**Dataset content**:
BEGIN

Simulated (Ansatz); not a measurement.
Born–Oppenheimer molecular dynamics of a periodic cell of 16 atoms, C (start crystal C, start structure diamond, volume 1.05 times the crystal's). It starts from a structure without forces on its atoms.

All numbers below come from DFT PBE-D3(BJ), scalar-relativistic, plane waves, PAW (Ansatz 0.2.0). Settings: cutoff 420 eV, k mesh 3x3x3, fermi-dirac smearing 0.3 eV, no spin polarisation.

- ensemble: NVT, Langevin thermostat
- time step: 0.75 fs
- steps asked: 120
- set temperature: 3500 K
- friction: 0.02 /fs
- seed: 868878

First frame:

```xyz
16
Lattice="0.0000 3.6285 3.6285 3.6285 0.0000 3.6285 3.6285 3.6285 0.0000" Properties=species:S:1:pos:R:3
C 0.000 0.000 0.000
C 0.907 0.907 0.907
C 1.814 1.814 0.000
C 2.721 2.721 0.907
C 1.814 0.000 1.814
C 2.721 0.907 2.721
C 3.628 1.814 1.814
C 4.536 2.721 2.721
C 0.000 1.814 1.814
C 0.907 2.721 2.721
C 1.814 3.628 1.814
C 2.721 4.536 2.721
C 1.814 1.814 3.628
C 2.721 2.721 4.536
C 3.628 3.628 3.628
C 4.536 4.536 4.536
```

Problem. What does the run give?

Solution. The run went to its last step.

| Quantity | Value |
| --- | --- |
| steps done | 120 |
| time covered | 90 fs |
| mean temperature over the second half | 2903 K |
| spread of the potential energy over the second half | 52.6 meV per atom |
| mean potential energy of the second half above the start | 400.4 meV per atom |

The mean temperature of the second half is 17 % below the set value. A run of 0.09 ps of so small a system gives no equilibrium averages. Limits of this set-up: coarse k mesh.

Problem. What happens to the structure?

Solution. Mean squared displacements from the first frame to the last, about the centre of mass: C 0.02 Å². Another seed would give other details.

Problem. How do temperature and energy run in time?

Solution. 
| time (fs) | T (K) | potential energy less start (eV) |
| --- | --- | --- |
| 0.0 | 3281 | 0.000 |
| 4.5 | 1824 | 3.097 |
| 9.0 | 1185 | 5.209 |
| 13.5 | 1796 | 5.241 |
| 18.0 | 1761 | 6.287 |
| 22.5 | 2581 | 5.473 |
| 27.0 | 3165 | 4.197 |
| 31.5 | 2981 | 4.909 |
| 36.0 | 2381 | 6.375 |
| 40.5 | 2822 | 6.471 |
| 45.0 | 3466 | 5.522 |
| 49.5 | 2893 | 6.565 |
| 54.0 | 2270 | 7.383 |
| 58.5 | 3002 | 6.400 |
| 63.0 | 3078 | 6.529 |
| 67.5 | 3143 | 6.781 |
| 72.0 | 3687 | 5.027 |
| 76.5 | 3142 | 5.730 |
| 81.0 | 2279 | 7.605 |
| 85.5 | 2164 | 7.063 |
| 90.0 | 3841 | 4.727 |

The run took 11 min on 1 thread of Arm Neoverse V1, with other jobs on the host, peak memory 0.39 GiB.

END

**Action item**: For this task, write out exactly the lines of the entries above, starting at the line with "Problem. What happens to the structure?" and ending at the line with "3841 | 4.727 |", both included, and no others.

**Task answer**:
Problem. What happens to the structure?

Solution. Mean squared displacements from the first frame to the last, about the centre of mass: C 0.02 Å². Another seed would give other details.

Problem. How do temperature and energy run in time?

Solution. 
| time (fs) | T (K) | potential energy less start (eV) |
| --- | --- | --- |
| 0.0 | 3281 | 0.000 |
| 4.5 | 1824 | 3.097 |
| 9.0 | 1185 | 5.209 |
| 13.5 | 1796 | 5.241 |
| 18.0 | 1761 | 6.287 |
| 22.5 | 2581 | 5.473 |
| 27.0 | 3165 | 4.197 |
| 31.5 | 2981 | 4.909 |
| 36.0 | 2381 | 6.375 |
| 40.5 | 2822 | 6.471 |
| 45.0 | 3466 | 5.522 |
| 49.5 | 2893 | 6.565 |
| 54.0 | 2270 | 7.383 |
| 58.5 | 3002 | 6.400 |
| 63.0 | 3078 | 6.529 |
| 67.5 | 3143 | 6.781 |
| 72.0 | 3687 | 5.027 |
| 76.5 | 3142 | 5.730 |
| 81.0 | 2279 | 7.605 |
| 85.5 | 2164 | 7.063 |
| 90.0 | 3841 | 4.727 |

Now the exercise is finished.